Brief.
Quote the material below exactly as written, from the first line to the line that holds "# Ni: which", endpoints included.

Available data.
□ □ □ □ □ □ □
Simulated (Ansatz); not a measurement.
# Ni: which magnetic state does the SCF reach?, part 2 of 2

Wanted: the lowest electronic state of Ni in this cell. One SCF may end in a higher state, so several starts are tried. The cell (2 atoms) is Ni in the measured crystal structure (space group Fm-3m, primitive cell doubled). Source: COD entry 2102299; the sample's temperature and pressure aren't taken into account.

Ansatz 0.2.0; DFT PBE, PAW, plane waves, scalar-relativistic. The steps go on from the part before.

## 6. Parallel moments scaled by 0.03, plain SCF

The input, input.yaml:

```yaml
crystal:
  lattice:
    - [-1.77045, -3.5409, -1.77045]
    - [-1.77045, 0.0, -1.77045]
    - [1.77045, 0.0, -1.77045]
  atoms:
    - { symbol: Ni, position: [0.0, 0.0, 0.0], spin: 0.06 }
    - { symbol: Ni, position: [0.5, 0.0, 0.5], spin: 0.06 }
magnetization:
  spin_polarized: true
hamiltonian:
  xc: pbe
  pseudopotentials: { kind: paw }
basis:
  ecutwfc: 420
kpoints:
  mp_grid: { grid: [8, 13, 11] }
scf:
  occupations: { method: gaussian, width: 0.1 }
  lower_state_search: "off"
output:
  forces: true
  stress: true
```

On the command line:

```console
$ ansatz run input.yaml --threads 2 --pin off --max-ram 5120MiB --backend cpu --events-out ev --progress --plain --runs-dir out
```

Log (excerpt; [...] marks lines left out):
□ □ □ □ □ □ □

Task solution.
Simulated (Ansatz); not a measurement.
# Ni: which magnetic state does the SCF reach?, part 2 of 2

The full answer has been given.